┌──

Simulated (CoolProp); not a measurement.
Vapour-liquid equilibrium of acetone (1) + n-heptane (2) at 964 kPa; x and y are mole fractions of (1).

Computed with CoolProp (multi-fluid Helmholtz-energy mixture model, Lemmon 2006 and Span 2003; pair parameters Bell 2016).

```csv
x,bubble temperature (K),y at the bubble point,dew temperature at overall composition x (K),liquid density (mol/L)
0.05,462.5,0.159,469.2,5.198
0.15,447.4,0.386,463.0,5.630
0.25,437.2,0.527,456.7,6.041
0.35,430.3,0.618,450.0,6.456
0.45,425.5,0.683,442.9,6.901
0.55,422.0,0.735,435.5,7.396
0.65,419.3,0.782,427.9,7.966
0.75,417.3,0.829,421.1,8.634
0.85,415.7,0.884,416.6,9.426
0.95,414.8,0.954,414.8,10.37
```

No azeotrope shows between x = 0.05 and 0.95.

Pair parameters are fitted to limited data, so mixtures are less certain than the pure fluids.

└──

Above are the records; from them, give again exactly the lines from the one containing "Computed with CoolProp" to the one containing "No azeotrope shows between x = 0.05 and 0.95.", both lines included, and nothing more.

Computed with CoolProp (multi-fluid Helmholtz-energy mixture model, Lemmon 2006 and Span 2003; pair parameters Bell 2016).

```csv
x,bubble temperature (K),y at the bubble point,dew temperature at overall composition x (K),liquid density (mol/L)
0.05,462.5,0.159,469.2,5.198
0.15,447.4,0.386,463.0,5.630
0.25,437.2,0.527,456.7,6.041
0.35,430.3,0.618,450.0,6.456
0.45,425.5,0.683,442.9,6.901
0.55,422.0,0.735,435.5,7.396
0.65,419.3,0.782,427.9,7.966
0.75,417.3,0.829,421.1,8.634
0.85,415.7,0.884,416.6,9.426
0.95,414.8,0.954,414.8,10.37
```

No azeotrope shows between x = 0.05 and 0.95.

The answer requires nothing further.